● ACTION ITEM:
Please repeat, from the entries that follow, the lines from the one containing "What did VASP give for the same quantities?" through the one containing "gap on the k mesh at the Fermi level (eV): 2.15;" exactly, adding nothing.

● MATERIAL PROVIDED:
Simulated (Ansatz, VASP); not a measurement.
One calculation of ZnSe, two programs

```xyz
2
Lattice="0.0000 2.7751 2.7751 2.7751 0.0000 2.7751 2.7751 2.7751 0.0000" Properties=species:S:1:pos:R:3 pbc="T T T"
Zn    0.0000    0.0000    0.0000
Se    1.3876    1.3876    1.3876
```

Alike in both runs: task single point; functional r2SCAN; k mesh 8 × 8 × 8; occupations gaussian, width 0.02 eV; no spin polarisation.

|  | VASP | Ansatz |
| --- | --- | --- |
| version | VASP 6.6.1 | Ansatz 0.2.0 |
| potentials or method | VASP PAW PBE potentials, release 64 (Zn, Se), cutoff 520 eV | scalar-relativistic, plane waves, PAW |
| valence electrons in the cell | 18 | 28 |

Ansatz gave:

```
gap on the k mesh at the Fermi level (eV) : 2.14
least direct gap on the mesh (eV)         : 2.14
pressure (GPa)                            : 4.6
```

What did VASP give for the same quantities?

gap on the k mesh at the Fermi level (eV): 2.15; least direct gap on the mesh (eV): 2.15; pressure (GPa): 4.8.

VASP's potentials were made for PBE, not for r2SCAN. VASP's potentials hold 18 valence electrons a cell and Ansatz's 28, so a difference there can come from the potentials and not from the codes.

● EXERCISE SOLUTION:
What did VASP give for the same quantities?

gap on the k mesh at the Fermi level (eV): 2.15; least direct gap on the mesh (eV): 2.15; pressure (GPa): 4.8.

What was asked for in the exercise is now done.